#### Work order:
Output, please, exactly those lines of the listing that come before the line with "Input and log", along with that line itself.

#### Material provided:

------------------------------------------------

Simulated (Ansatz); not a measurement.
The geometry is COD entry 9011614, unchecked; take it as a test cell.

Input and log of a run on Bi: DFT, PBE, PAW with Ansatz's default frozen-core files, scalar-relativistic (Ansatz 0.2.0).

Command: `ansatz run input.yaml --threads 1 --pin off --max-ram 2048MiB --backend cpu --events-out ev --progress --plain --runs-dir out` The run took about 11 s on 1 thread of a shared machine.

------------------------------------------------

#### Your solution:
Simulated (Ansatz); not a measurement.
The geometry is COD entry 9011614, unchecked; take it as a test cell.

Input and log of a run on Bi: DFT, PBE, PAW with Ansatz's default frozen-core files, scalar-relativistic (Ansatz 0.2.0).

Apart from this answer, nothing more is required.